Requirement =>
Nothing but the lines from the one with "The cell before" down to the one with "Atom starting moment: 0 on all atoms." should be returned, exactly and with both ends included, from the material below.

Entries provided =>
■ ■ ■ ■ ■
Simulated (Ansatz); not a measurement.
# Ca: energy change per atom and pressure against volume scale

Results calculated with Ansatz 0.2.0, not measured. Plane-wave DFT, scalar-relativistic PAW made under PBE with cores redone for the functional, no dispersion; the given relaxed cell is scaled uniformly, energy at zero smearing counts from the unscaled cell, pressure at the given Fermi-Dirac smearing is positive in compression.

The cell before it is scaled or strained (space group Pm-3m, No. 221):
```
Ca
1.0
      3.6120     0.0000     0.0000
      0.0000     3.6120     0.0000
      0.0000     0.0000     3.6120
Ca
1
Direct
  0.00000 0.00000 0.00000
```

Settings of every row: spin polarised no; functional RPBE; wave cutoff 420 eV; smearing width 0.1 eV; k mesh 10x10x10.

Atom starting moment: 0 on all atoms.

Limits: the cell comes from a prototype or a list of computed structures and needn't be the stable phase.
■ ■ ■ ■ ■

Exercise solution =>
The cell before it is scaled or strained (space group Pm-3m, No. 221):
```
Ca
1.0
      3.6120     0.0000     0.0000
      0.0000     3.6120     0.0000
      0.0000     0.0000     3.6120
Ca
1
Direct
  0.00000 0.00000 0.00000
```

Settings of every row: spin polarised no; functional RPBE; wave cutoff 420 eV; smearing width 0.1 eV; k mesh 10x10x10.

Atom starting moment: 0 on all atoms.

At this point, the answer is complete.